- Requirement -
Please reproduce the entries below exactly, starting at the first line and ending with the line that holds "The competitors are".

- Exercise data -
▬▬▬
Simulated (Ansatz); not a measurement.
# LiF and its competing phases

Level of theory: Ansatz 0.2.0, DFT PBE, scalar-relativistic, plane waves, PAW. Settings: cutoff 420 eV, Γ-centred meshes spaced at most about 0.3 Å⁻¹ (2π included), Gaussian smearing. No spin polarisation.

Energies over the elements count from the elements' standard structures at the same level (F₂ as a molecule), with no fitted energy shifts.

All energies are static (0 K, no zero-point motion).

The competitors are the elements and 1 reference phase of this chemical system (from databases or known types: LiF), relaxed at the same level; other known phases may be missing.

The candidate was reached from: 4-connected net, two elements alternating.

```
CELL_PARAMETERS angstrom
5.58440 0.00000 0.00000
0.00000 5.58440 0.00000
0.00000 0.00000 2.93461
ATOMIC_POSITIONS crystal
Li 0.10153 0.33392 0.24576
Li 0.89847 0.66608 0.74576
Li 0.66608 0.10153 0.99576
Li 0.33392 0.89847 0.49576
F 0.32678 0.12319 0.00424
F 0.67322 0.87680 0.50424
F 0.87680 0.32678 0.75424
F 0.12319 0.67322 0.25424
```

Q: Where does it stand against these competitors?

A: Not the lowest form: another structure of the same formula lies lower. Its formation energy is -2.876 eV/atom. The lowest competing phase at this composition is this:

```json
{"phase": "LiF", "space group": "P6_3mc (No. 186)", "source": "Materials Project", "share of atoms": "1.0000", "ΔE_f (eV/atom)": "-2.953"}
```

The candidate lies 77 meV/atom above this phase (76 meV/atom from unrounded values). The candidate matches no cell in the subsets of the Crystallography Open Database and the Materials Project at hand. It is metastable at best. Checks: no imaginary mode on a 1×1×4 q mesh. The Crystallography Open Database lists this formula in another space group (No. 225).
▬▬▬

- Written answer -
Simulated (Ansatz); not a measurement.
# LiF and its competing phases

Level of theory: Ansatz 0.2.0, DFT PBE, scalar-relativistic, plane waves, PAW. Settings: cutoff 420 eV, Γ-centred meshes spaced at most about 0.3 Å⁻¹ (2π included), Gaussian smearing. No spin polarisation.

Energies over the elements count from the elements' standard structures at the same level (F₂ as a molecule), with no fitted energy shifts.

All energies are static (0 K, no zero-point motion).

The competitors are the elements and 1 reference phase of this chemical system (from databases or known types: LiF), relaxed at the same level; other known phases may be missing.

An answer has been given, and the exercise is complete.